_Work item_
Reproduce every entry exactly as shown.

_Source material_
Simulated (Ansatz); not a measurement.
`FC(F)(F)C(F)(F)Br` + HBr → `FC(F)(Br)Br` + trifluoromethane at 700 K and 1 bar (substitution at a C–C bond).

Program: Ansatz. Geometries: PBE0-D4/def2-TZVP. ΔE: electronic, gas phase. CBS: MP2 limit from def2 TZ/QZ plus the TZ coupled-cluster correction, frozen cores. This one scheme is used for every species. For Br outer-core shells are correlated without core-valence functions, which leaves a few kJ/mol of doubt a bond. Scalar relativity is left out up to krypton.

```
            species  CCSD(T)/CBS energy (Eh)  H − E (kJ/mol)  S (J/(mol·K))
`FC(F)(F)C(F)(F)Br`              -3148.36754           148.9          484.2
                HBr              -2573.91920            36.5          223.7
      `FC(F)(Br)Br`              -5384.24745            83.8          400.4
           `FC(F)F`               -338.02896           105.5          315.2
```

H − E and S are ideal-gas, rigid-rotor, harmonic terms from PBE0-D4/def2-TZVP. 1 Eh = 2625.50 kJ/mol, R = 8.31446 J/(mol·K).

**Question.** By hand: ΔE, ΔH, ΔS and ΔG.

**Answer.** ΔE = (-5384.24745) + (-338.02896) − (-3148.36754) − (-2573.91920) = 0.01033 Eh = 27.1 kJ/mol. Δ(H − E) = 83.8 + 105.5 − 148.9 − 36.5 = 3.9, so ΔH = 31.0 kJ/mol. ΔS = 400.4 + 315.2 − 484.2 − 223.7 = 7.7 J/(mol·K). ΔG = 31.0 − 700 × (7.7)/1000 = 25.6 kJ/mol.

_Answer box_
Simulated (Ansatz); not a measurement.
`FC(F)(F)C(F)(F)Br` + HBr → `FC(F)(Br)Br` + trifluoromethane at 700 K and 1 bar (substitution at a C–C bond).

Program: Ansatz. Geometries: PBE0-D4/def2-TZVP. ΔE: electronic, gas phase. CBS: MP2 limit from def2 TZ/QZ plus the TZ coupled-cluster correction, frozen cores. This one scheme is used for every species. For Br outer-core shells are correlated without core-valence functions, which leaves a few kJ/mol of doubt a bond. Scalar relativity is left out up to krypton.

```
            species  CCSD(T)/CBS energy (Eh)  H − E (kJ/mol)  S (J/(mol·K))
`FC(F)(F)C(F)(F)Br`              -3148.36754           148.9          484.2
                HBr              -2573.91920            36.5          223.7
      `FC(F)(Br)Br`              -5384.24745            83.8          400.4
           `FC(F)F`               -338.02896           105.5          315.2
```

H − E and S are ideal-gas, rigid-rotor, harmonic terms from PBE0-D4/def2-TZVP. 1 Eh = 2625.50 kJ/mol, R = 8.31446 J/(mol·K).

**Question.** By hand: ΔE, ΔH, ΔS and ΔG.

**Answer.** ΔE = (-5384.24745) + (-338.02896) − (-3148.36754) − (-2573.91920) = 0.01033 Eh = 27.1 kJ/mol. Δ(H − E) = 83.8 + 105.5 − 148.9 − 36.5 = 3.9, so ΔH = 31.0 kJ/mol. ΔS = 400.4 + 315.2 − 484.2 − 223.7 = 7.7 J/(mol·K). ΔG = 31.0 − 700 × (7.7)/1000 = 25.6 kJ/mol.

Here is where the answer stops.